_Excerpted data_.
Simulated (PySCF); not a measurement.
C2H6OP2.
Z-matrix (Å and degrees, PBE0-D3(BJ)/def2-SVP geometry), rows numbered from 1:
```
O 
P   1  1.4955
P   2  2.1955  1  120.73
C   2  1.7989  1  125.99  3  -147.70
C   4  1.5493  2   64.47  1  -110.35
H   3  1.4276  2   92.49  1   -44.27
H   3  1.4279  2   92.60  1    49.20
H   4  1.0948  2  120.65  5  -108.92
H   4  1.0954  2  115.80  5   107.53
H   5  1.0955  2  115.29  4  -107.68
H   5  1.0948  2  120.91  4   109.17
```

_Assigned task_.
Precisely as given, transcribe all of the entries above.

_Task result_.
Simulated (PySCF); not a measurement.
C2H6OP2.
Z-matrix (Å and degrees, PBE0-D3(BJ)/def2-SVP geometry), rows numbered from 1:
```
O 
P   1  1.4955
P   2  2.1955  1  120.73
C   2  1.7989  1  125.99  3  -147.70
C   4  1.5493  2   64.47  1  -110.35
H   3  1.4276  2   92.49  1   -44.27
H   3  1.4279  2   92.60  1    49.20
H   4  1.0948  2  120.65  5  -108.92
H   4  1.0954  2  115.80  5   107.53
H   5  1.0955  2  115.29  4  -107.68
H   5  1.0948  2  120.91  4   109.17
```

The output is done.